--- Input data Enclosed Below ---

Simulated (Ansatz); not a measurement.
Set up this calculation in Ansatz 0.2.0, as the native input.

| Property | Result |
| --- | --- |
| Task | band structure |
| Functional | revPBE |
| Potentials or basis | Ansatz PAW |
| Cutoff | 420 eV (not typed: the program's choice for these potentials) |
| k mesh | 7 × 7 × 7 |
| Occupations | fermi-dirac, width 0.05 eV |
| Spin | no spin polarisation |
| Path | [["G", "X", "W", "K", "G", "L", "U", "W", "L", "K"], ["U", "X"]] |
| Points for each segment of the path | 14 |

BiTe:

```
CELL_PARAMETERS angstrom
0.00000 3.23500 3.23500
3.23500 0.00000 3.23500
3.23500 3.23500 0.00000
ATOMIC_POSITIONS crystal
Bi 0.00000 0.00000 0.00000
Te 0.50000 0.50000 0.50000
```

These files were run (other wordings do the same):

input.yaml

--- End of Enclosed Input data ---

_Required action_
Each line from the top of the records above through the line containing "spin polarisation |" needs to be transcribed exactly, and no line after it.

_Written answer_
Simulated (Ansatz); not a measurement.
Set up this calculation in Ansatz 0.2.0, as the native input.

| Property | Result |
| --- | --- |
| Task | band structure |
| Functional | revPBE |
| Potentials or basis | Ansatz PAW |
| Cutoff | 420 eV (not typed: the program's choice for these potentials) |
| k mesh | 7 × 7 × 7 |
| Occupations | fermi-dirac, width 0.05 eV |
| Spin | no spin polarisation |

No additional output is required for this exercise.